━━━━━━━━━━━━━━━━━━━━━━━━━━━━━━
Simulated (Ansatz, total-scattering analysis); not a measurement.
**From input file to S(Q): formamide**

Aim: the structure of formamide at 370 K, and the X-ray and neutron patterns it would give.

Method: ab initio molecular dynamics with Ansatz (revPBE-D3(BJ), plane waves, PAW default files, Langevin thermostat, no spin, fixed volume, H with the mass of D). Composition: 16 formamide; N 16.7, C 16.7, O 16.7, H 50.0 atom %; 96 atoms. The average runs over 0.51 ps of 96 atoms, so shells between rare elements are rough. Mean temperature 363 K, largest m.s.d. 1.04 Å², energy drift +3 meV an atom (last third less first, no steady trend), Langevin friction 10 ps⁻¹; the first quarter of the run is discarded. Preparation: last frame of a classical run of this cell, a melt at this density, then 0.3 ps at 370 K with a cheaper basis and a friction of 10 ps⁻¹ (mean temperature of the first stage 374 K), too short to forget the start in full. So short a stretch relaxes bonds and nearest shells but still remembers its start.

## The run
━━━━━━━━━━━━━━━━━━━━━━━━━━━━━━

Required action:
Look back at the records above. Repeat all of them exactly.

Solution:
Simulated (Ansatz, total-scattering analysis); not a measurement.
**From input file to S(Q): formamide**

Aim: the structure of formamide at 370 K, and the X-ray and neutron patterns it would give.

Method: ab initio molecular dynamics with Ansatz (revPBE-D3(BJ), plane waves, PAW default files, Langevin thermostat, no spin, fixed volume, H with the mass of D). Composition: 16 formamide; N 16.7, C 16.7, O 16.7, H 50.0 atom %; 96 atoms. The average runs over 0.51 ps of 96 atoms, so shells between rare elements are rough. Mean temperature 363 K, largest m.s.d. 1.04 Å², energy drift +3 meV an atom (last third less first, no steady trend), Langevin friction 10 ps⁻¹; the first quarter of the run is discarded. Preparation: last frame of a classical run of this cell, a melt at this density, then 0.3 ps at 370 K with a cheaper basis and a friction of 10 ps⁻¹ (mean temperature of the first stage 374 K), too short to forget the start in full. So short a stretch relaxes bonds and nearest shells but still remembers its start.

## The run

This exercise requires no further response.